:: Task item ::
Nothing outside the stretch is wanted. Repeat exactly the lines of the listing below from the one that contains "Q: Describe the spin distribution." through the one that contains "Q: How much", both ends included.

:: Data under study ::
>>>
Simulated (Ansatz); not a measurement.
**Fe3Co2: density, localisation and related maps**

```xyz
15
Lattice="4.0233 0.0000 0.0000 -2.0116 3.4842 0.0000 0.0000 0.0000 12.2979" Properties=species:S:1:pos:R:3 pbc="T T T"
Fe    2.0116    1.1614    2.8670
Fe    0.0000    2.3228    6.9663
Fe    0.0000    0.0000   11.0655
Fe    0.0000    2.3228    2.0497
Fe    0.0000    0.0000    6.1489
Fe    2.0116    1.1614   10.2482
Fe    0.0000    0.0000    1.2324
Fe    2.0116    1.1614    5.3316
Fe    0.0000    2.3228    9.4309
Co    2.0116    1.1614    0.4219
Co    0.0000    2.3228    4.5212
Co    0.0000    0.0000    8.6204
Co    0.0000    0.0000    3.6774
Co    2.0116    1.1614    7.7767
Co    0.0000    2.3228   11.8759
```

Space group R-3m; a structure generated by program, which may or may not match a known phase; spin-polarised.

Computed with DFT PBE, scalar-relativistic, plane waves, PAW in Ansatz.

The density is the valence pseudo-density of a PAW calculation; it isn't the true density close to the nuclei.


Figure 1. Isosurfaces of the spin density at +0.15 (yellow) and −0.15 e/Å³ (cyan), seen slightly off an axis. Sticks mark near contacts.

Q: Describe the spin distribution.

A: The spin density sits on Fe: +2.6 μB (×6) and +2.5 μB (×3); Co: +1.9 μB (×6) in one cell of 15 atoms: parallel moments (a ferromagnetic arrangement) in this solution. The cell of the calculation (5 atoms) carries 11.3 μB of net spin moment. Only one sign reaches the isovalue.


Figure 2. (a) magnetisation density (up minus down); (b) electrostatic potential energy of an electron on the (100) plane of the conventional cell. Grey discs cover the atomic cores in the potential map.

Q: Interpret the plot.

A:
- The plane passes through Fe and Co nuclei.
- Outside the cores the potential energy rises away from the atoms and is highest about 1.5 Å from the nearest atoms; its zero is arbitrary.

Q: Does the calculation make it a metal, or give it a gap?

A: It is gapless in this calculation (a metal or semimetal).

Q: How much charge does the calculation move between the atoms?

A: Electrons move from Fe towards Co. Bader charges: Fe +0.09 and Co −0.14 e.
<<<

:: Exercise response ::
Q: Describe the spin distribution.

A: The spin density sits on Fe: +2.6 μB (×6) and +2.5 μB (×3); Co: +1.9 μB (×6) in one cell of 15 atoms: parallel moments (a ferromagnetic arrangement) in this solution. The cell of the calculation (5 atoms) carries 11.3 μB of net spin moment. Only one sign reaches the isovalue.


Figure 2. (a) magnetisation density (up minus down); (b) electrostatic potential energy of an electron on the (100) plane of the conventional cell. Grey discs cover the atomic cores in the potential map.

Q: Interpret the plot.

A:
- The plane passes through Fe and Co nuclei.
- Outside the cores the potential energy rises away from the atoms and is highest about 1.5 Å from the nearest atoms; its zero is arbitrary.

Q: Does the calculation make it a metal, or give it a gap?

A: It is gapless in this calculation (a metal or semimetal).

Q: How much charge does the calculation move between the atoms?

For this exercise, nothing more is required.